Assigned task: Restate word for word the lines of the data below, from the first through the one that has "- NMR, other".

'''
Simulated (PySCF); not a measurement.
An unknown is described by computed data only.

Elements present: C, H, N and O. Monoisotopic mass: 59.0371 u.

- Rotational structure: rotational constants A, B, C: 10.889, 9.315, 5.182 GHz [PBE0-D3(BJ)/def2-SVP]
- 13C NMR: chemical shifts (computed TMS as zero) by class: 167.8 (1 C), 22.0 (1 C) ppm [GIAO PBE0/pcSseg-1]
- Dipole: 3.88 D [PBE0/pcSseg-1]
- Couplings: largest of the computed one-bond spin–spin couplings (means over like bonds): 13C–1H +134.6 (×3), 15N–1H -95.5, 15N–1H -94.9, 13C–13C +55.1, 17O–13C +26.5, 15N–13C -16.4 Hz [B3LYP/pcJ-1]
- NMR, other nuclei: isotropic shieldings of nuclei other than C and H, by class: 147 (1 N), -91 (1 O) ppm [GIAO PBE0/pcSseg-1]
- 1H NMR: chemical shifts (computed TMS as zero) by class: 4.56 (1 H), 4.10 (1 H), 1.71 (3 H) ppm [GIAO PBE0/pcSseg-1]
'''

Task solution:
Simulated (PySCF); not a measurement.
An unknown is described by computed data only.

Elements present: C, H, N and O. Monoisotopic mass: 59.0371 u.

- Rotational structure: rotational constants A, B, C: 10.889, 9.315, 5.182 GHz [PBE0-D3(BJ)/def2-SVP]
- 13C NMR: chemical shifts (computed TMS as zero) by class: 167.8 (1 C), 22.0 (1 C) ppm [GIAO PBE0/pcSseg-1]
- Dipole: 3.88 D [PBE0/pcSseg-1]
- Couplings: largest of the computed one-bond spin–spin couplings (means over like bonds): 13C–1H +134.6 (×3), 15N–1H -95.5, 15N–1H -94.9, 13C–13C +55.1, 17O–13C +26.5, 15N–13C -16.4 Hz [B3LYP/pcJ-1]
- NMR, other nuclei: isotropic shieldings of nuclei other than C and H, by class: 147 (1 N), -91 (1 O) ppm [GIAO PBE0/pcSseg-1]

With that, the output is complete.